#### Extracted entries:
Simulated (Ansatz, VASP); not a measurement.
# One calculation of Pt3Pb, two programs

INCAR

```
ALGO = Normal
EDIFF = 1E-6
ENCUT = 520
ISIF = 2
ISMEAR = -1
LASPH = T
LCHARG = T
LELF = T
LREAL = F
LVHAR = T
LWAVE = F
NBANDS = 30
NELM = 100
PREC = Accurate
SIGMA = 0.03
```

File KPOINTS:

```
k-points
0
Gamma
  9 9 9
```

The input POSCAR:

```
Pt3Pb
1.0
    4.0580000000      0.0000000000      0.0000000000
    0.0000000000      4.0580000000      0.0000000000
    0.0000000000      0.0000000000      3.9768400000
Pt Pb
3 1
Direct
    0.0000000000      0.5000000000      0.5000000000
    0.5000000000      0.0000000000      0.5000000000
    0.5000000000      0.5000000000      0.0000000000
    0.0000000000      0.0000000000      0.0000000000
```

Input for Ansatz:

#### Requirement:
Word for word, copy out the entries.

#### Task output:
Simulated (Ansatz, VASP); not a measurement.
# One calculation of Pt3Pb, two programs

INCAR

```
ALGO = Normal
EDIFF = 1E-6
ENCUT = 520
ISIF = 2
ISMEAR = -1
LASPH = T
LCHARG = T
LELF = T
LREAL = F
LVHAR = T
LWAVE = F
NBANDS = 30
NELM = 100
PREC = Accurate
SIGMA = 0.03
```

File KPOINTS:

```
k-points
0
Gamma
  9 9 9
```

The input POSCAR:

```
Pt3Pb
1.0
    4.0580000000      0.0000000000      0.0000000000
    0.0000000000      4.0580000000      0.0000000000
    0.0000000000      0.0000000000      3.9768400000
Pt Pb
3 1
Direct
    0.0000000000      0.5000000000      0.5000000000
    0.5000000000      0.0000000000      0.5000000000
    0.5000000000      0.5000000000      0.0000000000
    0.0000000000      0.0000000000      0.0000000000
```

Input for Ansatz:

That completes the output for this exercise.